Dataset extract START
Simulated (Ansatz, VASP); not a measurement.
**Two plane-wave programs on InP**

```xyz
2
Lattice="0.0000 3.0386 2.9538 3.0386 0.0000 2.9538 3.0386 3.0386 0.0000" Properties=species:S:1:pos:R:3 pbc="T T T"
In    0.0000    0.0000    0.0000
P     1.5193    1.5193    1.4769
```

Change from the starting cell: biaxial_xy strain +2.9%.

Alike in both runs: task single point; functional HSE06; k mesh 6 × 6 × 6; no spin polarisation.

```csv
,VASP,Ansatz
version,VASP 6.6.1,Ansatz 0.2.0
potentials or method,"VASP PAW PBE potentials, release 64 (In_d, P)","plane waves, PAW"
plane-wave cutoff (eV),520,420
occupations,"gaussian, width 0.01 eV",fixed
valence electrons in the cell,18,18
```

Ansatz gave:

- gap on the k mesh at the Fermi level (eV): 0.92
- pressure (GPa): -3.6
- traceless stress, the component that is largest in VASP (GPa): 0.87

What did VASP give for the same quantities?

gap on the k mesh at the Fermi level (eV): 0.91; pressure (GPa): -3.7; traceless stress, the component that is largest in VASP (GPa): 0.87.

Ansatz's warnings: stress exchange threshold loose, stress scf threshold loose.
Dataset extract END

> **Assigned task**
Transcribe the records above exactly, from the opening line down to and including the line with "gap on the k mesh at the Fermi level (eV): 0.91;".

> **Answer space**
Simulated (Ansatz, VASP); not a measurement.
**Two plane-wave programs on InP**

```xyz
2
Lattice="0.0000 3.0386 2.9538 3.0386 0.0000 2.9538 3.0386 3.0386 0.0000" Properties=species:S:1:pos:R:3 pbc="T T T"
In    0.0000    0.0000    0.0000
P     1.5193    1.5193    1.4769
```

Change from the starting cell: biaxial_xy strain +2.9%.

Alike in both runs: task single point; functional HSE06; k mesh 6 × 6 × 6; no spin polarisation.

```csv
,VASP,Ansatz
version,VASP 6.6.1,Ansatz 0.2.0
potentials or method,"VASP PAW PBE potentials, release 64 (In_d, P)","plane waves, PAW"
plane-wave cutoff (eV),520,420
occupations,"gaussian, width 0.01 eV",fixed
valence electrons in the cell,18,18
```

Ansatz gave:

- gap on the k mesh at the Fermi level (eV): 0.92
- pressure (GPa): -3.6
- traceless stress, the component that is largest in VASP (GPa): 0.87

What did VASP give for the same quantities?

gap on the k mesh at the Fermi level (eV): 0.91; pressure (GPa): -3.7; traceless stress, the component that is largest in VASP (GPa): 0.87.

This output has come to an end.